> Required action
Return each entry precisely as it appears below.

> Raw data
• • • •

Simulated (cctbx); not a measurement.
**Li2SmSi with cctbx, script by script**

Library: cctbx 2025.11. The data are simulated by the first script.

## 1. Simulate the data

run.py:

• • • •

> Answer area
Simulated (cctbx); not a measurement.
**Li2SmSi with cctbx, script by script**

Library: cctbx 2025.11. The data are simulated by the first script.

## 1. Simulate the data

run.py:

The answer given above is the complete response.